__Assigned task__. Reproduce the entries exactly. Omit none of them.

+++
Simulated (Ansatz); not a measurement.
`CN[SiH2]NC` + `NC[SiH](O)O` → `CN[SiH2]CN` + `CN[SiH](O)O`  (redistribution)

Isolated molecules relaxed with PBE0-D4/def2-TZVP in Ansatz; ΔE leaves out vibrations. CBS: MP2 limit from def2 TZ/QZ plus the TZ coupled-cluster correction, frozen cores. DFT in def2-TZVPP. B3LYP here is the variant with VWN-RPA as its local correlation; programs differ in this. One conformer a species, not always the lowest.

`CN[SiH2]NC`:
+++

__Written reply__.
Simulated (Ansatz); not a measurement.
`CN[SiH2]NC` + `NC[SiH](O)O` → `CN[SiH2]CN` + `CN[SiH](O)O`  (redistribution)

Isolated molecules relaxed with PBE0-D4/def2-TZVP in Ansatz; ΔE leaves out vibrations. CBS: MP2 limit from def2 TZ/QZ plus the TZ coupled-cluster correction, frozen cores. DFT in def2-TZVPP. B3LYP here is the variant with VWN-RPA as its local correlation; programs differ in this. One conformer a species, not always the lowest.

`CN[SiH2]NC`:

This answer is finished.